= Work item =
Even if a line seems odd, print it as it is, and include every record.

(Listed entries begins)
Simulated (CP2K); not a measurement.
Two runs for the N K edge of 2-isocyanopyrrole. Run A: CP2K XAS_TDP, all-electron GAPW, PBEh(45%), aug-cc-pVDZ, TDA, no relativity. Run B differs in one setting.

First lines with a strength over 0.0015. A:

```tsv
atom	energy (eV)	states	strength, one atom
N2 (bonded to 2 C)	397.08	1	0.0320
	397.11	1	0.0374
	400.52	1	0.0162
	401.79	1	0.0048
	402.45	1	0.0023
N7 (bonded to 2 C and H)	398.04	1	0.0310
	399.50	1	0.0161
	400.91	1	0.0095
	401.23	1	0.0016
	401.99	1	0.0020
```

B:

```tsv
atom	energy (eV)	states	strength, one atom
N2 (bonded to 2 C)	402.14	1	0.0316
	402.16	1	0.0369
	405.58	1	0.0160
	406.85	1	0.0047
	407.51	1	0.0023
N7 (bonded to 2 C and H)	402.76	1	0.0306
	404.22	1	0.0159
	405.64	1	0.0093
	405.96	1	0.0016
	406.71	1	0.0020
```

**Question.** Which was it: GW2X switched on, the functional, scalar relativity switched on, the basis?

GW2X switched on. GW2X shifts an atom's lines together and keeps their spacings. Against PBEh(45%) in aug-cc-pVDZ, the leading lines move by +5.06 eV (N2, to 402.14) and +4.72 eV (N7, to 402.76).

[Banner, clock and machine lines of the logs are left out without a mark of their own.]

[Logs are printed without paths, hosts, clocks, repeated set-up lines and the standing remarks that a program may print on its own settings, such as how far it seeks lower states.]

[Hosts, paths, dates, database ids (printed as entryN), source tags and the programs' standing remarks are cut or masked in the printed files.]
(Listed entries ends)

= Exercise solution =
Simulated (CP2K); not a measurement.
Two runs for the N K edge of 2-isocyanopyrrole. Run A: CP2K XAS_TDP, all-electron GAPW, PBEh(45%), aug-cc-pVDZ, TDA, no relativity. Run B differs in one setting.

First lines with a strength over 0.0015. A:

```tsv
atom	energy (eV)	states	strength, one atom
N2 (bonded to 2 C)	397.08	1	0.0320
	397.11	1	0.0374
	400.52	1	0.0162
	401.79	1	0.0048
	402.45	1	0.0023
N7 (bonded to 2 C and H)	398.04	1	0.0310
	399.50	1	0.0161
	400.91	1	0.0095
	401.23	1	0.0016
	401.99	1	0.0020
```

B:

```tsv
atom	energy (eV)	states	strength, one atom
N2 (bonded to 2 C)	402.14	1	0.0316
	402.16	1	0.0369
	405.58	1	0.0160
	406.85	1	0.0047
	407.51	1	0.0023
N7 (bonded to 2 C and H)	402.76	1	0.0306
	404.22	1	0.0159
	405.64	1	0.0093
	405.96	1	0.0016
	406.71	1	0.0020
```

**Question.** Which was it: GW2X switched on, the functional, scalar relativity switched on, the basis?

GW2X switched on. GW2X shifts an atom's lines together and keeps their spacings. Against PBEh(45%) in aug-cc-pVDZ, the leading lines move by +5.06 eV (N2, to 402.14) and +4.72 eV (N7, to 402.76).

[Banner, clock and machine lines of the logs are left out without a mark of their own.]

[Logs are printed without paths, hosts, clocks, repeated set-up lines and the standing remarks that a program may print on its own settings, such as how far it seeks lower states.]

[Hosts, paths, dates, database ids (printed as entryN), source tags and the programs' standing remarks are cut or masked in the printed files.]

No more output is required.